▸ **Brief**
The records below need to be copied in full. Match them exactly.

START Data provided
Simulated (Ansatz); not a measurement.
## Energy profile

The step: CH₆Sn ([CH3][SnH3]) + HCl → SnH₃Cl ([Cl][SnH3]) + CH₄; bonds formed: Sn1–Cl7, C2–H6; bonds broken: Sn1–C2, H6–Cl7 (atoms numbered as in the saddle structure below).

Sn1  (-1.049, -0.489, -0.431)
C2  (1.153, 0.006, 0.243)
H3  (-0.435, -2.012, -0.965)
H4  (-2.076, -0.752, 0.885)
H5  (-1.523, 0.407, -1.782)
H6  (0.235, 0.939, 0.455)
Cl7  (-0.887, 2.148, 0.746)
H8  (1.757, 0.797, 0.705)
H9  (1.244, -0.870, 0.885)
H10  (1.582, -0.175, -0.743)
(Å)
END Data provided

▸ **Response area**
Simulated (Ansatz); not a measurement.
## Energy profile

The step: CH₆Sn ([CH3][SnH3]) + HCl → SnH₃Cl ([Cl][SnH3]) + CH₄; bonds formed: Sn1–Cl7, C2–H6; bonds broken: Sn1–C2, H6–Cl7 (atoms numbered as in the saddle structure below).

Sn1  (-1.049, -0.489, -0.431)
C2  (1.153, 0.006, 0.243)
H3  (-0.435, -2.012, -0.965)
H4  (-2.076, -0.752, 0.885)
H5  (-1.523, 0.407, -1.782)
H6  (0.235, 0.939, 0.455)
Cl7  (-0.887, 2.148, 0.746)
H8  (1.757, 0.797, 0.705)
H9  (1.244, -0.870, 0.885)
H10  (1.582, -0.175, -0.743)
(Å)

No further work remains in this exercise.